Write the data out again so that it matches word for word.

··· RECORDS PROVIDED ···
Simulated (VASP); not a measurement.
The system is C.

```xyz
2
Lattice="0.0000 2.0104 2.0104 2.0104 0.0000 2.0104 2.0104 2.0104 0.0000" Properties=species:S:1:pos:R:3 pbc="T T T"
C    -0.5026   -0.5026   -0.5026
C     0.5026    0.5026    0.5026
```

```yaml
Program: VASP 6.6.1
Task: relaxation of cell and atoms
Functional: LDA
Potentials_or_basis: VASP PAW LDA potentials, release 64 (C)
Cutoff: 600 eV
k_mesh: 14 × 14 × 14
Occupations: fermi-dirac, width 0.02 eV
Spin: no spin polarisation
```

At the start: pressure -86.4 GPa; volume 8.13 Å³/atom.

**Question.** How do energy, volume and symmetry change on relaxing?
···

ANSWER SPACE:
Simulated (VASP); not a measurement.
The system is C.

```xyz
2
Lattice="0.0000 2.0104 2.0104 2.0104 0.0000 2.0104 2.0104 2.0104 0.0000" Properties=species:S:1:pos:R:3 pbc="T T T"
C    -0.5026   -0.5026   -0.5026
C     0.5026    0.5026    0.5026
```

```yaml
Program: VASP 6.6.1
Task: relaxation of cell and atoms
Functional: LDA
Potentials_or_basis: VASP PAW LDA potentials, release 64 (C)
Cutoff: 600 eV
k_mesh: 14 × 14 × 14
Occupations: fermi-dirac, width 0.02 eV
Spin: no spin polarisation
```

At the start: pressure -86.4 GPa; volume 8.13 Å³/atom.

**Question.** How do energy, volume and symmetry change on relaxing?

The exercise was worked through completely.